* **Activity**: Produce a verbatim transcription of all records.

Listed records Block Start

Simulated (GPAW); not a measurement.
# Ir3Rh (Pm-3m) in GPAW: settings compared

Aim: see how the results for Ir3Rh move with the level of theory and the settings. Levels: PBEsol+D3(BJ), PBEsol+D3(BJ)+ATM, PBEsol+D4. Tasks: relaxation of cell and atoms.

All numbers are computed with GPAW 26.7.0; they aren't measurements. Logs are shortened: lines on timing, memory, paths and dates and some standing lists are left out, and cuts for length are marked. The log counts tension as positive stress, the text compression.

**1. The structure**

Listed records Block End

* **Reply**:
Simulated (GPAW); not a measurement.
# Ir3Rh (Pm-3m) in GPAW: settings compared

Aim: see how the results for Ir3Rh move with the level of theory and the settings. Levels: PBEsol+D3(BJ), PBEsol+D3(BJ)+ATM, PBEsol+D4. Tasks: relaxation of cell and atoms.

All numbers are computed with GPAW 26.7.0; they aren't measurements. Logs are shortened: lines on timing, memory, paths and dates and some standing lists are left out, and cuts for length are marked. The log counts tension as positive stress, the text compression.

**1. The structure**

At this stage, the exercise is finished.